→ **Data extracts**
|---|

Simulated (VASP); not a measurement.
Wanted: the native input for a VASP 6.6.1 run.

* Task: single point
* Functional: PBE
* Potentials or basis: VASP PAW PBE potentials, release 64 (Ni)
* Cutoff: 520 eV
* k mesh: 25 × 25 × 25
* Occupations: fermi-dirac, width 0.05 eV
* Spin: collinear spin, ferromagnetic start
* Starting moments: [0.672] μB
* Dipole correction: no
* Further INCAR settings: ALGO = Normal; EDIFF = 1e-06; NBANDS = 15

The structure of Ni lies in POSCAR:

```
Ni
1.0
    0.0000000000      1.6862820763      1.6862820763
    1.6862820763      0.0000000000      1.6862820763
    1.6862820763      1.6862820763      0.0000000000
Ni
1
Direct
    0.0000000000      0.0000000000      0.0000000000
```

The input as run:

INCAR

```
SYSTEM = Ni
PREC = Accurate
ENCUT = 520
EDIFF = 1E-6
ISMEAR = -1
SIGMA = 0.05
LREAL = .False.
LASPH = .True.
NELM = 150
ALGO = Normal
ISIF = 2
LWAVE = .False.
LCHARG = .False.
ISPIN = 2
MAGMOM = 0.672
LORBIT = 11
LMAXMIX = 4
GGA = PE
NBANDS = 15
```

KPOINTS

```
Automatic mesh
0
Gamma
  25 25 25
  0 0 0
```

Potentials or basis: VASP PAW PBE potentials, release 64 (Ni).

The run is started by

|---|

→ **Assigned task**
Only one stretch is wanted, so please give again exactly the lines from the start of the data through the line containing "Potentials or basis: VASP PAW PBE potentials, release 64 (Ni).", both ends included.

→ **Task solution**
Simulated (VASP); not a measurement.
Wanted: the native input for a VASP 6.6.1 run.

* Task: single point
* Functional: PBE
* Potentials or basis: VASP PAW PBE potentials, release 64 (Ni)
* Cutoff: 520 eV
* k mesh: 25 × 25 × 25
* Occupations: fermi-dirac, width 0.05 eV
* Spin: collinear spin, ferromagnetic start
* Starting moments: [0.672] μB
* Dipole correction: no
* Further INCAR settings: ALGO = Normal; EDIFF = 1e-06; NBANDS = 15

The structure of Ni lies in POSCAR:

```
Ni
1.0
    0.0000000000      1.6862820763      1.6862820763
    1.6862820763      0.0000000000      1.6862820763
    1.6862820763      1.6862820763      0.0000000000
Ni
1
Direct
    0.0000000000      0.0000000000      0.0000000000
```

The input as run:

INCAR

```
SYSTEM = Ni
PREC = Accurate
ENCUT = 520
EDIFF = 1E-6
ISMEAR = -1
SIGMA = 0.05
LREAL = .False.
LASPH = .True.
NELM = 150
ALGO = Normal
ISIF = 2
LWAVE = .False.
LCHARG = .False.
ISPIN = 2
MAGMOM = 0.672
LORBIT = 11
LMAXMIX = 4
GGA = PE
NBANDS = 15
```

KPOINTS

```
Automatic mesh
0
Gamma
  25 25 25
  0 0 0
```

Potentials or basis: VASP PAW PBE potentials, release 64 (Ni).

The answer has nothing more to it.